DATA EXTRACTS:
****************

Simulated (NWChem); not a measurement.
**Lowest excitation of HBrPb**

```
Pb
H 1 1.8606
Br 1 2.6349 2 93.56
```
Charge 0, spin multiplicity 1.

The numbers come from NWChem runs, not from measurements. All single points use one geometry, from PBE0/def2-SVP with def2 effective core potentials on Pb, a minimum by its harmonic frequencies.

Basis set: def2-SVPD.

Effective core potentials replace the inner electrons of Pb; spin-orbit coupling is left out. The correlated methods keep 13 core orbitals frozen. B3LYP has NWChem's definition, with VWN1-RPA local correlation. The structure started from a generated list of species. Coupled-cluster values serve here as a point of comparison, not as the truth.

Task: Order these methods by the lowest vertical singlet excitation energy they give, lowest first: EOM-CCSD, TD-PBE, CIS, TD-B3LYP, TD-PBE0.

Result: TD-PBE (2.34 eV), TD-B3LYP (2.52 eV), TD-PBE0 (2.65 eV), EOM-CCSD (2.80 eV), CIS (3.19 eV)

****************

WORK REQUEST:
Every line from the first through the one containing "Task: Order these" in the listing above must be given again exactly, with nothing else alongside.

EXPECTED ANSWER:
Simulated (NWChem); not a measurement.
**Lowest excitation of HBrPb**

```
Pb
H 1 1.8606
Br 1 2.6349 2 93.56
```
Charge 0, spin multiplicity 1.

The numbers come from NWChem runs, not from measurements. All single points use one geometry, from PBE0/def2-SVP with def2 effective core potentials on Pb, a minimum by its harmonic frequencies.

Basis set: def2-SVPD.

Effective core potentials replace the inner electrons of Pb; spin-orbit coupling is left out. The correlated methods keep 13 core orbitals frozen. B3LYP has NWChem's definition, with VWN1-RPA local correlation. The structure started from a generated list of species. Coupled-cluster values serve here as a point of comparison, not as the truth.

Task: Order these methods by the lowest vertical singlet excitation energy they give, lowest first: EOM-CCSD, TD-PBE, CIS, TD-B3LYP, TD-PBE0.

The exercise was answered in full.